◆ ◆ ◆

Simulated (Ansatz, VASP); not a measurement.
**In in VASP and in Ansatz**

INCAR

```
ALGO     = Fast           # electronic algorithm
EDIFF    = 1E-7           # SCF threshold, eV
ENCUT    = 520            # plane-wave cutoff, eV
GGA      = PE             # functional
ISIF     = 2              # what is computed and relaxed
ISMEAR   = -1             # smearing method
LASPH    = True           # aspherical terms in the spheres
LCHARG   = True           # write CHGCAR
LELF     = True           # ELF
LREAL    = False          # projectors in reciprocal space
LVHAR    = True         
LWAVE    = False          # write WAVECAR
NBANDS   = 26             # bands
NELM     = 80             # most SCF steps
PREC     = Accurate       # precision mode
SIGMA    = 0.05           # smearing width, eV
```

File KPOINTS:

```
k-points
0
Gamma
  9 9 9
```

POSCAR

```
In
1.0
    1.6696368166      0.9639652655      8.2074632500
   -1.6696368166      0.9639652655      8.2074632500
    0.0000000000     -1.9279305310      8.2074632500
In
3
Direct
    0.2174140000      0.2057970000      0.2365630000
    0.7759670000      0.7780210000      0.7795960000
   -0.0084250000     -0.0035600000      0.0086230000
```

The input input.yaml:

◆ ◆ ◆

## ASSIGNED TASK
Please write out all of the records above, character for character.

## TASK SOLUTION
Simulated (Ansatz, VASP); not a measurement.
**In in VASP and in Ansatz**

INCAR

```
ALGO     = Fast           # electronic algorithm
EDIFF    = 1E-7           # SCF threshold, eV
ENCUT    = 520            # plane-wave cutoff, eV
GGA      = PE             # functional
ISIF     = 2              # what is computed and relaxed
ISMEAR   = -1             # smearing method
LASPH    = True           # aspherical terms in the spheres
LCHARG   = True           # write CHGCAR
LELF     = True           # ELF
LREAL    = False          # projectors in reciprocal space
LVHAR    = True         
LWAVE    = False          # write WAVECAR
NBANDS   = 26             # bands
NELM     = 80             # most SCF steps
PREC     = Accurate       # precision mode
SIGMA    = 0.05           # smearing width, eV
```

File KPOINTS:

```
k-points
0
Gamma
  9 9 9
```

POSCAR

```
In
1.0
    1.6696368166      0.9639652655      8.2074632500
   -1.6696368166      0.9639652655      8.2074632500
    0.0000000000     -1.9279305310      8.2074632500
In
3
Direct
    0.2174140000      0.2057970000      0.2365630000
    0.7759670000      0.7780210000      0.7795960000
   -0.0084250000     -0.0035600000      0.0086230000
```

The input input.yaml:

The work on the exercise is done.